- Work item
Nothing outside the range is wanted. Repeat exactly the lines below from the one with "Set-up: basis S" through the one with "-9.77 | 2.27 | 0.76 |".

.....

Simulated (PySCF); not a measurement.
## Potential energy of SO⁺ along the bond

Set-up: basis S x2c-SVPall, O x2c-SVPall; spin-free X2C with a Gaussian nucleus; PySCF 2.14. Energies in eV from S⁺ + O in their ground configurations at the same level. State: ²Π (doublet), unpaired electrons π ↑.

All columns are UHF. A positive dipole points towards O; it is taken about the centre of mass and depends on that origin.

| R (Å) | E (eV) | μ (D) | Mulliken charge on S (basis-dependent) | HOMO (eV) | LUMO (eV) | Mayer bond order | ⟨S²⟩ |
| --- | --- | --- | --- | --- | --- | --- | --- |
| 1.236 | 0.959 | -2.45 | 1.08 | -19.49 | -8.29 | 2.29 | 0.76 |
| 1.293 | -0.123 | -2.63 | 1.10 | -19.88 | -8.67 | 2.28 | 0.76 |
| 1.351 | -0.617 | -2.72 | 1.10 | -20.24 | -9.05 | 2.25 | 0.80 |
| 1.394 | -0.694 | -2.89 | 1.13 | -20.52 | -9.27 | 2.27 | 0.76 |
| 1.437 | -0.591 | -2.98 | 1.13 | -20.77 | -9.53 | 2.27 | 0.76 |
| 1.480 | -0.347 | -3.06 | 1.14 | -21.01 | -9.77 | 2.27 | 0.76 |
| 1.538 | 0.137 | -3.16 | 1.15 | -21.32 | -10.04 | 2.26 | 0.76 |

.....

- Result
Set-up: basis S x2c-SVPall, O x2c-SVPall; spin-free X2C with a Gaussian nucleus; PySCF 2.14. Energies in eV from S⁺ + O in their ground configurations at the same level. State: ²Π (doublet), unpaired electrons π ↑.

All columns are UHF. A positive dipole points towards O; it is taken about the centre of mass and depends on that origin.

| R (Å) | E (eV) | μ (D) | Mulliken charge on S (basis-dependent) | HOMO (eV) | LUMO (eV) | Mayer bond order | ⟨S²⟩ |
| --- | --- | --- | --- | --- | --- | --- | --- |
| 1.236 | 0.959 | -2.45 | 1.08 | -19.49 | -8.29 | 2.29 | 0.76 |
| 1.293 | -0.123 | -2.63 | 1.10 | -19.88 | -8.67 | 2.28 | 0.76 |
| 1.351 | -0.617 | -2.72 | 1.10 | -20.24 | -9.05 | 2.25 | 0.80 |
| 1.394 | -0.694 | -2.89 | 1.13 | -20.52 | -9.27 | 2.27 | 0.76 |
| 1.437 | -0.591 | -2.98 | 1.13 | -20.77 | -9.53 | 2.27 | 0.76 |
| 1.480 | -0.347 | -3.06 | 1.14 | -21.01 | -9.77 | 2.27 | 0.76 |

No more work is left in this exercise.